Activity — Write out the following listing's lines from the one with "V₀ = 12.77 Å³/atom, B₀ = 165 GPa, B′ = 5.6." to the one with "The workflow started", exactly, with both included and no others.

Data extracts —
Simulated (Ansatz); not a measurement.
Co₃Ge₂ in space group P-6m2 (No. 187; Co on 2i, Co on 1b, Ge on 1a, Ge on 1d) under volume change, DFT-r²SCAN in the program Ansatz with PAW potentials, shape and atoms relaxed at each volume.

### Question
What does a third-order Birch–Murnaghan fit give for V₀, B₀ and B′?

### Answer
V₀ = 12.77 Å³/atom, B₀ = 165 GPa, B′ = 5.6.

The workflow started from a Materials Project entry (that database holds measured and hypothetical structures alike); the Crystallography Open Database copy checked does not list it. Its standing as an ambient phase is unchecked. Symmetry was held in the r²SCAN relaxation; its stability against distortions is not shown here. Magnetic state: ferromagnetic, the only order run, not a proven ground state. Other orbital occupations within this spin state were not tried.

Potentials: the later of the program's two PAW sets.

Response —
V₀ = 12.77 Å³/atom, B₀ = 165 GPa, B′ = 5.6.

The workflow started from a Materials Project entry (that database holds measured and hypothetical structures alike); the Crystallography Open Database copy checked does not list it. Its standing as an ambient phase is unchecked. Symmetry was held in the r²SCAN relaxation; its stability against distortions is not shown here. Magnetic state: ferromagnetic, the only order run, not a proven ground state. Other orbital occupations within this spin state were not tried.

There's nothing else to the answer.